Segment Start: Extracted information

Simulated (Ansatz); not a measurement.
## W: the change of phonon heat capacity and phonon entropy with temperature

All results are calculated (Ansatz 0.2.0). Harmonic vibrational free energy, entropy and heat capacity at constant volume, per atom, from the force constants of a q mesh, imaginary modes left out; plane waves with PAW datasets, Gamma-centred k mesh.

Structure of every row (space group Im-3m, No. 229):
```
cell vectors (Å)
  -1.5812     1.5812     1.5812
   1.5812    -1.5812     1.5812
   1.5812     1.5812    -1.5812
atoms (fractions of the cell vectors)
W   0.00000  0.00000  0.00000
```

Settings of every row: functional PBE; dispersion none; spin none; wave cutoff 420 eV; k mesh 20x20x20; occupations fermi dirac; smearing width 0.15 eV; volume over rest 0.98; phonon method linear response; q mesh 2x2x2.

Segment End: Extracted information

» Assignment
Nothing in the entries above should differ when you return them in full.

» Answer area
Simulated (Ansatz); not a measurement.
## W: the change of phonon heat capacity and phonon entropy with temperature

All results are calculated (Ansatz 0.2.0). Harmonic vibrational free energy, entropy and heat capacity at constant volume, per atom, from the force constants of a q mesh, imaginary modes left out; plane waves with PAW datasets, Gamma-centred k mesh.

Structure of every row (space group Im-3m, No. 229):
```
cell vectors (Å)
  -1.5812     1.5812     1.5812
   1.5812    -1.5812     1.5812
   1.5812     1.5812    -1.5812
atoms (fractions of the cell vectors)
W   0.00000  0.00000  0.00000
```

Settings of every row: functional PBE; dispersion none; spin none; wave cutoff 420 eV; k mesh 20x20x20; occupations fermi dirac; smearing width 0.15 eV; volume over rest 0.98; phonon method linear response; q mesh 2x2x2.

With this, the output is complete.